[[ Supplied information, beginning ]]
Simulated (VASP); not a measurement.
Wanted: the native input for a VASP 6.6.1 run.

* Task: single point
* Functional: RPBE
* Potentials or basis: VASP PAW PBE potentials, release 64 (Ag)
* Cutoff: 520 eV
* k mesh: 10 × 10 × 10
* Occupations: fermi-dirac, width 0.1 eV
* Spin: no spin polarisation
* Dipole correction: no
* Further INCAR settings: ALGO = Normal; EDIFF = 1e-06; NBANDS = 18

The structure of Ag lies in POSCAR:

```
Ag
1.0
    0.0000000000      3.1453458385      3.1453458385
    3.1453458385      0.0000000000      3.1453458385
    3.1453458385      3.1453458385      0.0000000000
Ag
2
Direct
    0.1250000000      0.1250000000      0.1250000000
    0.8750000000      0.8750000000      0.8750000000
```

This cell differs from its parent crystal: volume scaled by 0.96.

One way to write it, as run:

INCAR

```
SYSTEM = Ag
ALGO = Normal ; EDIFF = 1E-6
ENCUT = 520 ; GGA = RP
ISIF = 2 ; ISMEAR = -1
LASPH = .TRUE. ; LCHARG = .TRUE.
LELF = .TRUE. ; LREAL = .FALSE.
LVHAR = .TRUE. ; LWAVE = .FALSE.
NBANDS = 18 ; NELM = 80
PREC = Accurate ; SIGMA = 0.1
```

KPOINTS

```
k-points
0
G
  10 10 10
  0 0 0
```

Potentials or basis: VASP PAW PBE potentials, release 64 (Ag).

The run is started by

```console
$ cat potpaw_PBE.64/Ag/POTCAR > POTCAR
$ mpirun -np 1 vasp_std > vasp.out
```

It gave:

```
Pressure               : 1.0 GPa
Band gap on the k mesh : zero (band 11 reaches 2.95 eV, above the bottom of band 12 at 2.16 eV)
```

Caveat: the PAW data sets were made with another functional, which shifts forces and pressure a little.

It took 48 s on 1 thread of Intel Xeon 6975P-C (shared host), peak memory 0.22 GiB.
[[ Supplied information, end ]]

(Work item): Once the line with "Wanted: the native" is found in the records above, print exactly that line and every line after it through the line with "no spin polarisation".

(Written answer):
Wanted: the native input for a VASP 6.6.1 run.

* Task: single point
* Functional: RPBE
* Potentials or basis: VASP PAW PBE potentials, release 64 (Ag)
* Cutoff: 520 eV
* k mesh: 10 × 10 × 10
* Occupations: fermi-dirac, width 0.1 eV
* Spin: no spin polarisation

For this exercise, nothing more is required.